## Required action
Your answer should consist only of the lines below from the one with "Aim: the dielectric" through the one with "## (1) The structure", copied exactly.

(Supplied material)

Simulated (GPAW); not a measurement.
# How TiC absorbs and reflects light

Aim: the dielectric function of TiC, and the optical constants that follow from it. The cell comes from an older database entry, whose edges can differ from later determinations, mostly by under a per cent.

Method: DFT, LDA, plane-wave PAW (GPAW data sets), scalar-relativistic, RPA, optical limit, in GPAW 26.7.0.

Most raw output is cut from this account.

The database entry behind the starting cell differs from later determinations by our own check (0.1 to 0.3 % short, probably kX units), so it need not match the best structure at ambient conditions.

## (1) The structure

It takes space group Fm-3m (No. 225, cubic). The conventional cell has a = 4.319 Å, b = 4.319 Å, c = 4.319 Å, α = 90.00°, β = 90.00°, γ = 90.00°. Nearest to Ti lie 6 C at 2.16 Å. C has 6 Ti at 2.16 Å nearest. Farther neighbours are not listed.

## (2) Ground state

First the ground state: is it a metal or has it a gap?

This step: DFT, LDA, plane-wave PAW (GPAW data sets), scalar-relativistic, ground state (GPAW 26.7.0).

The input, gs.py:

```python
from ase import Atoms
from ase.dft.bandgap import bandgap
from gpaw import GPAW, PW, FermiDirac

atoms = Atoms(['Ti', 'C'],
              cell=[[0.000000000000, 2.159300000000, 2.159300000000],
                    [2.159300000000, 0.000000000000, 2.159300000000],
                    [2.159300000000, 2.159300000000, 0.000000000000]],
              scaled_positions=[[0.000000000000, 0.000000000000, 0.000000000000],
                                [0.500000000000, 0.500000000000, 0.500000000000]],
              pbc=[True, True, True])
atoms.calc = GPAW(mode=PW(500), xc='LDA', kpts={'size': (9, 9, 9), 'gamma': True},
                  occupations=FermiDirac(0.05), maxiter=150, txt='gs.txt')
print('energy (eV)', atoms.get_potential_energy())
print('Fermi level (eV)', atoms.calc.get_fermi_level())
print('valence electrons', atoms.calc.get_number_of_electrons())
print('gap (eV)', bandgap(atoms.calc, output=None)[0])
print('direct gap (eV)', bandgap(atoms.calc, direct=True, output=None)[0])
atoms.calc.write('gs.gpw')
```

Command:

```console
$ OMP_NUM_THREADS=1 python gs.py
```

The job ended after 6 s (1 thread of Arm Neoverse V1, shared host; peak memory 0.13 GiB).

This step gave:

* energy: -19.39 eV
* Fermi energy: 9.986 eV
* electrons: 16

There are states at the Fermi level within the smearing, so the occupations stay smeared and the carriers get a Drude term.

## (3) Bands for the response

(End Supplied material)

## Answer box
Aim: the dielectric function of TiC, and the optical constants that follow from it. The cell comes from an older database entry, whose edges can differ from later determinations, mostly by under a per cent.

Method: DFT, LDA, plane-wave PAW (GPAW data sets), scalar-relativistic, RPA, optical limit, in GPAW 26.7.0.

Most raw output is cut from this account.

The database entry behind the starting cell differs from later determinations by our own check (0.1 to 0.3 % short, probably kX units), so it need not match the best structure at ambient conditions.

## (1) The structure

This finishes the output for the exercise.